Exercise - Quote the material below exactly as written, from the first line to the line that holds "Inside a calculation: polar", endpoints included.

##########

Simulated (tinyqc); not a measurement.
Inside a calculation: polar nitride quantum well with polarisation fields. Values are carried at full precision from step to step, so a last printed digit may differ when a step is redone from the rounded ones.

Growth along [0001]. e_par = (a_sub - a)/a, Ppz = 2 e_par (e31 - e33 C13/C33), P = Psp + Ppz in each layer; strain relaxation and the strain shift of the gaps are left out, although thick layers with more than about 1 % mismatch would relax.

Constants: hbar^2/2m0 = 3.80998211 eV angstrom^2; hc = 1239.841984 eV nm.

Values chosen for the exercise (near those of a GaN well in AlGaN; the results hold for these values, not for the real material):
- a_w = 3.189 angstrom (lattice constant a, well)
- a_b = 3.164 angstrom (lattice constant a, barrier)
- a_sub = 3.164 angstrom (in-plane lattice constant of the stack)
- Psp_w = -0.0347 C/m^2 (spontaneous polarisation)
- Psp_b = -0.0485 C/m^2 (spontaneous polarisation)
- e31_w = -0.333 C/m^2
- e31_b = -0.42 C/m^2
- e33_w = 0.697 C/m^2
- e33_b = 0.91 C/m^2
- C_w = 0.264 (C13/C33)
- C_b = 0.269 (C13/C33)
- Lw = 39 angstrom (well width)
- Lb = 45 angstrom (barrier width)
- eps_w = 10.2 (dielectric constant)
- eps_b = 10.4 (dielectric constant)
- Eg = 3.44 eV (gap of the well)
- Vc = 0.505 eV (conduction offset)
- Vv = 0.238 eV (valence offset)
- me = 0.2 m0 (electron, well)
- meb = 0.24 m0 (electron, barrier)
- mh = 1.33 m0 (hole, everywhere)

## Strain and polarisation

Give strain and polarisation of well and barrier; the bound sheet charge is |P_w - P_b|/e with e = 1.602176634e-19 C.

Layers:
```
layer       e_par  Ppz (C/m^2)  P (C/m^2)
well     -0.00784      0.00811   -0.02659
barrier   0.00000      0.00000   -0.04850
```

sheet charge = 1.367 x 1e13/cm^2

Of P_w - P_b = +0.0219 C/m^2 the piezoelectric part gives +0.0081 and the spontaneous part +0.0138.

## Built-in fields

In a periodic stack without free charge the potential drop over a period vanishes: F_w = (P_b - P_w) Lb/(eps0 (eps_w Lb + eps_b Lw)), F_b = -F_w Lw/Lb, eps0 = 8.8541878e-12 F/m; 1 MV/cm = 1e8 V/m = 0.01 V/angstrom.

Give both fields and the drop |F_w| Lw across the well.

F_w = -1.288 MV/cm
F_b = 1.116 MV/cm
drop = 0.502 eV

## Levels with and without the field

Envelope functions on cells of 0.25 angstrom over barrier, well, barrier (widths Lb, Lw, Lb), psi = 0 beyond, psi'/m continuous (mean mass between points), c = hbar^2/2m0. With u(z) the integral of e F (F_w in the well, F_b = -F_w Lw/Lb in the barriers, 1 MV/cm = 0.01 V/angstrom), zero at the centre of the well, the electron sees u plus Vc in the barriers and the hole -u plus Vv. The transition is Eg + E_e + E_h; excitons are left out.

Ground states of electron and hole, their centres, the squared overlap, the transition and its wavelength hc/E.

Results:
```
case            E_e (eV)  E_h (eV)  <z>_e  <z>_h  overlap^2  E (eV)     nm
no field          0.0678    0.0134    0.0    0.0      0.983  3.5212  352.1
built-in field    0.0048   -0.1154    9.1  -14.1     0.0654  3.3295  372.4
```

##########

Answer area -
Simulated (tinyqc); not a measurement.
Inside a calculation: polar nitride quantum well with polarisation fields. Values are carried at full precision from step to step, so a last printed digit may differ when a step is redone from the rounded ones.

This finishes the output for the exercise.